### [BRIEF]
Exactly the lines from the top of the records below through the one containing "Output of the" must be set down, with no line added or dropped.

RECORD EXTRACTS below:

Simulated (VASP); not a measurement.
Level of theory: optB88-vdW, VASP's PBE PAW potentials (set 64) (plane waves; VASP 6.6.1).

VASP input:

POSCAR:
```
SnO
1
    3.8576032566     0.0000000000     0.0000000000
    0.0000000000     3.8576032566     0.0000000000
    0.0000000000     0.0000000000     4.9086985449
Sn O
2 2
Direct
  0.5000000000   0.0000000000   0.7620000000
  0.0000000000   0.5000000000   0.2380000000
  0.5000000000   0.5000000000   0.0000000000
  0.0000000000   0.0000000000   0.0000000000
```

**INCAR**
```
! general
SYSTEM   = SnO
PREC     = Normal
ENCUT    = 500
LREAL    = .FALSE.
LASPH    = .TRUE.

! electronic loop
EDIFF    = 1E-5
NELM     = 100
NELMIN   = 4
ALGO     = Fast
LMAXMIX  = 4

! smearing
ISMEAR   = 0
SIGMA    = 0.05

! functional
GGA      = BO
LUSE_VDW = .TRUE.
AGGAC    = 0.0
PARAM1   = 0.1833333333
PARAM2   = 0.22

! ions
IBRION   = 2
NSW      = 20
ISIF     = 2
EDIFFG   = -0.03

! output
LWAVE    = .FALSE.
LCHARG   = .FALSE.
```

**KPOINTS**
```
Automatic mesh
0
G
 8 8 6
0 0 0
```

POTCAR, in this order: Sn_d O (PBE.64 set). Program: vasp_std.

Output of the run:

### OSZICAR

End of RECORD EXTRACTS.

### [SOLUTION]
Simulated (VASP); not a measurement.
Level of theory: optB88-vdW, VASP's PBE PAW potentials (set 64) (plane waves; VASP 6.6.1).

VASP input:

POSCAR:
```
SnO
1
    3.8576032566     0.0000000000     0.0000000000
    0.0000000000     3.8576032566     0.0000000000
    0.0000000000     0.0000000000     4.9086985449
Sn O
2 2
Direct
  0.5000000000   0.0000000000   0.7620000000
  0.0000000000   0.5000000000   0.2380000000
  0.5000000000   0.5000000000   0.0000000000
  0.0000000000   0.0000000000   0.0000000000
```

**INCAR**
```
! general
SYSTEM   = SnO
PREC     = Normal
ENCUT    = 500
LREAL    = .FALSE.
LASPH    = .TRUE.

! electronic loop
EDIFF    = 1E-5
NELM     = 100
NELMIN   = 4
ALGO     = Fast
LMAXMIX  = 4

! smearing
ISMEAR   = 0
SIGMA    = 0.05

! functional
GGA      = BO
LUSE_VDW = .TRUE.
AGGAC    = 0.0
PARAM1   = 0.1833333333
PARAM2   = 0.22

! ions
IBRION   = 2
NSW      = 20
ISIF     = 2
EDIFFG   = -0.03

! output
LWAVE    = .FALSE.
LCHARG   = .FALSE.
```

**KPOINTS**
```
Automatic mesh
0
G
 8 8 6
0 0 0
```

POTCAR, in this order: Sn_d O (PBE.64 set). Program: vasp_std.

Output of the run:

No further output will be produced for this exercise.